■ **Action item**: Repeat verbatim, and only, the lines of the data below, beginning at the line that contains "110 | 0.09 |" and stopping after the line that contains "120 | 0.09 |".

---- Given records
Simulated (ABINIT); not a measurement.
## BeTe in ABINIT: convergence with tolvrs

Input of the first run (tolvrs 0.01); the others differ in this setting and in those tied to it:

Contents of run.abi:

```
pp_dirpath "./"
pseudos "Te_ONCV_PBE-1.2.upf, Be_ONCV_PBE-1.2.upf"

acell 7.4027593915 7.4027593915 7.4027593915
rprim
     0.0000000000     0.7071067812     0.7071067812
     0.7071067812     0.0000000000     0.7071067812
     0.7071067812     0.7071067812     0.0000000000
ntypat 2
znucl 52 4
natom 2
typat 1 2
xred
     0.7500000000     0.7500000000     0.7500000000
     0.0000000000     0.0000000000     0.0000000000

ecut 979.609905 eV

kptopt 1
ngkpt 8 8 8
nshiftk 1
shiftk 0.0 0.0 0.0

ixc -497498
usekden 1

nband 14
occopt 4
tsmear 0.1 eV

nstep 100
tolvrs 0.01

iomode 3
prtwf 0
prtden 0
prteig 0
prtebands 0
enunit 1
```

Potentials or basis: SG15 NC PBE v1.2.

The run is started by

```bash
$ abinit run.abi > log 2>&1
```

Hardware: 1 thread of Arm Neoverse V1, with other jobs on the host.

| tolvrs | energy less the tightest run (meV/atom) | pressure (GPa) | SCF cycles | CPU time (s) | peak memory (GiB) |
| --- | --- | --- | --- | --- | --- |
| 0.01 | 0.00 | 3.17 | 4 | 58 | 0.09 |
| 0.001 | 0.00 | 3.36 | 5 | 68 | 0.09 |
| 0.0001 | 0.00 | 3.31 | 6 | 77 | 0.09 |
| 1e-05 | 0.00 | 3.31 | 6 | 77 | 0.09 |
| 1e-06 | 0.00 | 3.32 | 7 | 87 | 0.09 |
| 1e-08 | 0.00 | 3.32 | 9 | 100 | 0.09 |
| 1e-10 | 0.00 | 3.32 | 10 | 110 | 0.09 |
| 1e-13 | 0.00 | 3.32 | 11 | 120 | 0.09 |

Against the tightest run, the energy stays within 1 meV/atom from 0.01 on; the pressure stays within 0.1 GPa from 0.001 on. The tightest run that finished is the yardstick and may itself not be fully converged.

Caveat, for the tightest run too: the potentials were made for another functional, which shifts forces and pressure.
--------

■ **Task answer**:
| 1e-10 | 0.00 | 3.32 | 10 | 110 | 0.09 |
| 1e-13 | 0.00 | 3.32 | 11 | 120 | 0.09 |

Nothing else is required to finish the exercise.